##### SUPPLIED RECORDS #####
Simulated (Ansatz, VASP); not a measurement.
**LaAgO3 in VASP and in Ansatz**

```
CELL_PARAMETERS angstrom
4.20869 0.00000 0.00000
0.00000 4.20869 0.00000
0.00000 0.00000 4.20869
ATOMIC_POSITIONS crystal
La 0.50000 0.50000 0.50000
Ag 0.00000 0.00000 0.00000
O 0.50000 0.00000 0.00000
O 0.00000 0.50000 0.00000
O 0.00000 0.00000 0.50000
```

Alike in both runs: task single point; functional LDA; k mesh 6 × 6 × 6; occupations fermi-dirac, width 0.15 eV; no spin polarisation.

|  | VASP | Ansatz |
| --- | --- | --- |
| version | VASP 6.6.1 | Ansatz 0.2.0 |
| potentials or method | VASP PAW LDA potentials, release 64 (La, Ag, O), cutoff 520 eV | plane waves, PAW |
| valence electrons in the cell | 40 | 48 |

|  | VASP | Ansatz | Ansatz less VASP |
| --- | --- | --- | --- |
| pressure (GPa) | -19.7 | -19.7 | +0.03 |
#####

■ REQUIREMENT: Give back, word for word, only the lines above from the line holding "and in Ansatz**" to the line holding "waves, PAW |", both included.

■ YOUR SOLUTION:
**LaAgO3 in VASP and in Ansatz**

```
CELL_PARAMETERS angstrom
4.20869 0.00000 0.00000
0.00000 4.20869 0.00000
0.00000 0.00000 4.20869
ATOMIC_POSITIONS crystal
La 0.50000 0.50000 0.50000
Ag 0.00000 0.00000 0.00000
O 0.50000 0.00000 0.00000
O 0.00000 0.50000 0.00000
O 0.00000 0.00000 0.50000
```

Alike in both runs: task single point; functional LDA; k mesh 6 × 6 × 6; occupations fermi-dirac, width 0.15 eV; no spin polarisation.

|  | VASP | Ansatz |
| --- | --- | --- |
| version | VASP 6.6.1 | Ansatz 0.2.0 |
| potentials or method | VASP PAW LDA potentials, release 64 (La, Ag, O), cutoff 520 eV | plane waves, PAW |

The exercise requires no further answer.